* Assigned task: Repeat each line of the listing exactly as written.

* Source data:
◆ ◆ ◆ ◆ ◆

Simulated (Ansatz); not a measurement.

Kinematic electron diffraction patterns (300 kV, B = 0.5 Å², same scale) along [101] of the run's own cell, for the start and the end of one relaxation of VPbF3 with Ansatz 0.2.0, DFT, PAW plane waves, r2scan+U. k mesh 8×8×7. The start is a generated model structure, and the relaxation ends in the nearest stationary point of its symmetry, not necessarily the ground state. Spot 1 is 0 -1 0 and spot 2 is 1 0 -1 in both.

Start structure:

◆ ◆ ◆ ◆ ◆

* Response:
Simulated (Ansatz); not a measurement.

Kinematic electron diffraction patterns (300 kV, B = 0.5 Å², same scale) along [101] of the run's own cell, for the start and the end of one relaxation of VPbF3 with Ansatz 0.2.0, DFT, PAW plane waves, r2scan+U. k mesh 8×8×7. The start is a generated model structure, and the relaxation ends in the nearest stationary point of its symmetry, not necessarily the ground state. Spot 1 is 0 -1 0 and spot 2 is 1 0 -1 in both.

Start structure:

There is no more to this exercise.